Everything in the listing must be transcribed exactly, from the first line to the last.

#####

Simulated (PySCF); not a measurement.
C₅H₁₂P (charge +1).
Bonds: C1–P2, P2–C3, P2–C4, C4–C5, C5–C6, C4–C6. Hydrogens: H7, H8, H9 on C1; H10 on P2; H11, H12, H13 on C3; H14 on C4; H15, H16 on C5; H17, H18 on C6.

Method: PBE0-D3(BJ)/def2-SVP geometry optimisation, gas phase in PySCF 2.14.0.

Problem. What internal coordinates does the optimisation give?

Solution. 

#####

* Task output
Simulated (PySCF); not a measurement.
C₅H₁₂P (charge +1).
Bonds: C1–P2, P2–C3, P2–C4, C4–C5, C5–C6, C4–C6. Hydrogens: H7, H8, H9 on C1; H10 on P2; H11, H12, H13 on C3; H14 on C4; H15, H16 on C5; H17, H18 on C6.

Method: PBE0-D3(BJ)/def2-SVP geometry optimisation, gas phase in PySCF 2.14.0.

Problem. What internal coordinates does the optimisation give?

Solution. 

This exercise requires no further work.